Segment Open
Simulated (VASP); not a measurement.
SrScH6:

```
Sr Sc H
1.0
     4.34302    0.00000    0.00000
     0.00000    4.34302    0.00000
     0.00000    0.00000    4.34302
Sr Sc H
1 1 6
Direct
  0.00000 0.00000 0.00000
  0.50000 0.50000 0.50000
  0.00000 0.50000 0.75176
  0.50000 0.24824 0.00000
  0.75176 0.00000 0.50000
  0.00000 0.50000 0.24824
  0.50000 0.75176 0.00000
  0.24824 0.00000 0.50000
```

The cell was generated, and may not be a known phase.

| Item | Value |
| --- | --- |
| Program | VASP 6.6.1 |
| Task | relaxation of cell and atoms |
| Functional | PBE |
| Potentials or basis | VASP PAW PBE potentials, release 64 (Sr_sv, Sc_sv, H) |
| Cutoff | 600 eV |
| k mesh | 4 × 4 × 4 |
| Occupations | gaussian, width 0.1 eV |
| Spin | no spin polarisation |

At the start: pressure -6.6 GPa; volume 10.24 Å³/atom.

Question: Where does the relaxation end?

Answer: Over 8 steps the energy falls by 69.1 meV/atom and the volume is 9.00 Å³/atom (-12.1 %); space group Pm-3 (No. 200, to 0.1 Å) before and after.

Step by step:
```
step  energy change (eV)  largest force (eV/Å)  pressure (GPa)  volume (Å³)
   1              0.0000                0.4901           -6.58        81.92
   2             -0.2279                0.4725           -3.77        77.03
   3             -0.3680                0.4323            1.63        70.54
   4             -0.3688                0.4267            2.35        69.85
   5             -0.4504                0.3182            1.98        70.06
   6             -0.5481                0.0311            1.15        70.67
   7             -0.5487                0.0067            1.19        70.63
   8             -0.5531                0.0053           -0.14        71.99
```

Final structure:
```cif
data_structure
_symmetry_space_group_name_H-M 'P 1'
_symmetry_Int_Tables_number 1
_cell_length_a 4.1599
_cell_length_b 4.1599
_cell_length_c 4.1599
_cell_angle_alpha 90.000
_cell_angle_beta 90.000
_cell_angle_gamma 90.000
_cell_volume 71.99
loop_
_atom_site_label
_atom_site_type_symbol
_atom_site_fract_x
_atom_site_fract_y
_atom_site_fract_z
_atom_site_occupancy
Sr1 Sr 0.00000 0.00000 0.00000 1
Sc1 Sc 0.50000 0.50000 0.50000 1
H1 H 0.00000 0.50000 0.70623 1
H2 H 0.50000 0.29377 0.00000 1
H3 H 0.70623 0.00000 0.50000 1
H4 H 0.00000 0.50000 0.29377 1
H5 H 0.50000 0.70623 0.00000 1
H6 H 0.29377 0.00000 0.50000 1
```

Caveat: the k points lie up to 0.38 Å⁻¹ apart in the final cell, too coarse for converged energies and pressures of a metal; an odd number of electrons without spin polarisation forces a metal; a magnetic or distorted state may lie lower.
Segment Closed

Quote in full each line from the top of the records above through the line with "The cell was"; stop after that line.

Simulated (VASP); not a measurement.
SrScH6:

```
Sr Sc H
1.0
     4.34302    0.00000    0.00000
     0.00000    4.34302    0.00000
     0.00000    0.00000    4.34302
Sr Sc H
1 1 6
Direct
  0.00000 0.00000 0.00000
  0.50000 0.50000 0.50000
  0.00000 0.50000 0.75176
  0.50000 0.24824 0.00000
  0.75176 0.00000 0.50000
  0.00000 0.50000 0.24824
  0.50000 0.75176 0.00000
  0.24824 0.00000 0.50000
```

The cell was generated, and may not be a known phase.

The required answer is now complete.